**Task item:**
In the entries that follow, find the line containing "Relaxation of a"; from there, copy every line exactly through the line containing "by what steps?".

(Information Opens)

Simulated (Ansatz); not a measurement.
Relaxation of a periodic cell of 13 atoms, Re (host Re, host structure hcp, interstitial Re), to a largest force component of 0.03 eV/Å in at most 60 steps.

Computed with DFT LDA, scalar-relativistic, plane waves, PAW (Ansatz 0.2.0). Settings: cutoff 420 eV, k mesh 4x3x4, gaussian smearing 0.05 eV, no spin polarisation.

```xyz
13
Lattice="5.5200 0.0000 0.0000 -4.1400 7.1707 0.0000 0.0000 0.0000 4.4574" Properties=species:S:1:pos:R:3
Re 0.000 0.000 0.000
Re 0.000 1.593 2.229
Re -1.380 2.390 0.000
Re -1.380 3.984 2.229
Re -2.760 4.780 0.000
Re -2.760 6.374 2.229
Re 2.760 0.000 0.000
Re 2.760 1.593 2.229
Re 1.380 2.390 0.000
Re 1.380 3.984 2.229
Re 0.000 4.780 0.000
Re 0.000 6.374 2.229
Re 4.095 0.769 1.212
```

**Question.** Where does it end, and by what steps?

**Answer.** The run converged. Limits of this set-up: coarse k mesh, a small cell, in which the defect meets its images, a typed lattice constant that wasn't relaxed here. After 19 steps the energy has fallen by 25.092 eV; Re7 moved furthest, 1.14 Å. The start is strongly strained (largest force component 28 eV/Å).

(Information Closes)

**Solution:**
Relaxation of a periodic cell of 13 atoms, Re (host Re, host structure hcp, interstitial Re), to a largest force component of 0.03 eV/Å in at most 60 steps.

Computed with DFT LDA, scalar-relativistic, plane waves, PAW (Ansatz 0.2.0). Settings: cutoff 420 eV, k mesh 4x3x4, gaussian smearing 0.05 eV, no spin polarisation.

```xyz
13
Lattice="5.5200 0.0000 0.0000 -4.1400 7.1707 0.0000 0.0000 0.0000 4.4574" Properties=species:S:1:pos:R:3
Re 0.000 0.000 0.000
Re 0.000 1.593 2.229
Re -1.380 2.390 0.000
Re -1.380 3.984 2.229
Re -2.760 4.780 0.000
Re -2.760 6.374 2.229
Re 2.760 0.000 0.000
Re 2.760 1.593 2.229
Re 1.380 2.390 0.000
Re 1.380 3.984 2.229
Re 0.000 4.780 0.000
Re 0.000 6.374 2.229
Re 4.095 0.769 1.212
```

**Question.** Where does it end, and by what steps?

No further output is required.